§ **Source material**:
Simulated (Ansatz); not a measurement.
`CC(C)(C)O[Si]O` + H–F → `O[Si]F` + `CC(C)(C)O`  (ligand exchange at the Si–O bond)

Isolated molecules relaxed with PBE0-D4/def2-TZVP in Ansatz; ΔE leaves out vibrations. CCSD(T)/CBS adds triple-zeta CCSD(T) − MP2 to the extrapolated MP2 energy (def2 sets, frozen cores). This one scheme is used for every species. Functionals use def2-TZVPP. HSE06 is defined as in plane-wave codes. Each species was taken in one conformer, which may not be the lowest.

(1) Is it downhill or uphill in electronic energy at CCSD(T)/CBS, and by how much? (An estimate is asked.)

§ **Work instruction**: Write down all of the listing exactly.

§ **Expected answer**:
Simulated (Ansatz); not a measurement.
`CC(C)(C)O[Si]O` + H–F → `O[Si]F` + `CC(C)(C)O`  (ligand exchange at the Si–O bond)

Isolated molecules relaxed with PBE0-D4/def2-TZVP in Ansatz; ΔE leaves out vibrations. CCSD(T)/CBS adds triple-zeta CCSD(T) − MP2 to the extrapolated MP2 energy (def2 sets, frozen cores). This one scheme is used for every species. Functionals use def2-TZVPP. HSE06 is defined as in plane-wave codes. Each species was taken in one conformer, which may not be the lowest.

(1) Is it downhill or uphill in electronic energy at CCSD(T)/CBS, and by how much? (An estimate is asked.)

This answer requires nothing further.